WORK REQUEST: All that should be output is the block of lines below from the line with "## 1. Only the Gamma point" to the line with "The splitting is", both included, exactly as written.

DATASET EXCERPTS:
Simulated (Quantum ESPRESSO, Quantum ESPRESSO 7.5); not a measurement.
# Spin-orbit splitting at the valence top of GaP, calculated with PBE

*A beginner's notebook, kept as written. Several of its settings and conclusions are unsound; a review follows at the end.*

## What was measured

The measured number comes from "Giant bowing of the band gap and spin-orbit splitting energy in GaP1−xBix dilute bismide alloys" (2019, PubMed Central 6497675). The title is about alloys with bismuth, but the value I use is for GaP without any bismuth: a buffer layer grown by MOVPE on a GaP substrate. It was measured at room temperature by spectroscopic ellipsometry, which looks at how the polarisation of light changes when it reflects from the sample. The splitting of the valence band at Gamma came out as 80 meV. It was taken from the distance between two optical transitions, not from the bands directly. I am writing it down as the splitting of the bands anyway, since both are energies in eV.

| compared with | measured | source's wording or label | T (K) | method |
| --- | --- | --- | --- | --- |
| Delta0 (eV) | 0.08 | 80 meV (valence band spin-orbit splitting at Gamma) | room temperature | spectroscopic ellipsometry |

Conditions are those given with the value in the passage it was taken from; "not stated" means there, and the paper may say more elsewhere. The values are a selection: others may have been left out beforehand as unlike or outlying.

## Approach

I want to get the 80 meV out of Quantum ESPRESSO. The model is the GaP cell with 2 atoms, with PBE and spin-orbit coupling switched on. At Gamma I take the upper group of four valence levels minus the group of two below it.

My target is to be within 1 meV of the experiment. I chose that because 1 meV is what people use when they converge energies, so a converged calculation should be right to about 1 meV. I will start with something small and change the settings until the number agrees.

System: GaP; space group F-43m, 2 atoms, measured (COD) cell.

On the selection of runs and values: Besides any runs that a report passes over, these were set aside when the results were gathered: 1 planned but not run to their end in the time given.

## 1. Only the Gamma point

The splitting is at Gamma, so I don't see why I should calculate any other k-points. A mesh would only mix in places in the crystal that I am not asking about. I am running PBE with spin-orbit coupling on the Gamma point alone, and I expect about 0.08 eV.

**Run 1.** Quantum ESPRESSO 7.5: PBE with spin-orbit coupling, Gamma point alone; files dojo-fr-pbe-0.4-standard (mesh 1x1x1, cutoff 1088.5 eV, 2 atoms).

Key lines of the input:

ANSWER SECTION:
## 1. Only the Gamma point

The splitting is at Gamma, so I don't see why I should calculate any other k-points. A mesh would only mix in places in the crystal that I am not asking about. I am running PBE with spin-orbit coupling on the Gamma point alone, and I expect about 0.08 eV.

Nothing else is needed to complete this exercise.